◆ **Required action**:
Extract, without alteration, each line from the start of the listing to the line bearing "Potentials or basis: VASP".

▬▬▬▬▬▬
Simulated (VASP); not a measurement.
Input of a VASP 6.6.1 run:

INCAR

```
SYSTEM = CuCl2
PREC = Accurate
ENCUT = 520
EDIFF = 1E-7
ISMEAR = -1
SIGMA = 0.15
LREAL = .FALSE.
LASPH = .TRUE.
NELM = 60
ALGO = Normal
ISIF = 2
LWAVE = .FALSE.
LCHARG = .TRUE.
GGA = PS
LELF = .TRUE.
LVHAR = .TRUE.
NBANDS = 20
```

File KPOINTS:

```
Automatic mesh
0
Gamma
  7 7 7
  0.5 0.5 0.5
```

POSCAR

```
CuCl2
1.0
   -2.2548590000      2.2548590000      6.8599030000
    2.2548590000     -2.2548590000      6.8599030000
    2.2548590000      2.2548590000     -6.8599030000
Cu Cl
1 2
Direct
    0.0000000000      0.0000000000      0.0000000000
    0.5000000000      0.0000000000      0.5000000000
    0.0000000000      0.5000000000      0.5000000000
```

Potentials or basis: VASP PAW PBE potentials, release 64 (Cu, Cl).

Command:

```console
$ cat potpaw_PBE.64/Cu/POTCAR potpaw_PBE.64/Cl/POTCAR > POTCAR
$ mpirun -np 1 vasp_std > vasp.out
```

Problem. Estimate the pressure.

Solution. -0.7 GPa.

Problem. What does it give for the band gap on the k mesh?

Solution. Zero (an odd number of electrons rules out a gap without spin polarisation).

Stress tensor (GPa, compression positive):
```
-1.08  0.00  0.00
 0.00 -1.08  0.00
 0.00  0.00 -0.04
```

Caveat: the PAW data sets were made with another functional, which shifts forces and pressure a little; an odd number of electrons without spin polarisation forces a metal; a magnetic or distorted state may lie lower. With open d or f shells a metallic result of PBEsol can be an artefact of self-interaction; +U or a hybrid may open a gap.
▬▬▬▬▬▬

◆ **Reply**:
Simulated (VASP); not a measurement.
Input of a VASP 6.6.1 run:

INCAR

```
SYSTEM = CuCl2
PREC = Accurate
ENCUT = 520
EDIFF = 1E-7
ISMEAR = -1
SIGMA = 0.15
LREAL = .FALSE.
LASPH = .TRUE.
NELM = 60
ALGO = Normal
ISIF = 2
LWAVE = .FALSE.
LCHARG = .TRUE.
GGA = PS
LELF = .TRUE.
LVHAR = .TRUE.
NBANDS = 20
```

File KPOINTS:

```
Automatic mesh
0
Gamma
  7 7 7
  0.5 0.5 0.5
```

POSCAR

```
CuCl2
1.0
   -2.2548590000      2.2548590000      6.8599030000
    2.2548590000     -2.2548590000      6.8599030000
    2.2548590000      2.2548590000     -6.8599030000
Cu Cl
1 2
Direct
    0.0000000000      0.0000000000      0.0000000000
    0.5000000000      0.0000000000      0.5000000000
    0.0000000000      0.5000000000      0.5000000000
```

Potentials or basis: VASP PAW PBE potentials, release 64 (Cu, Cl).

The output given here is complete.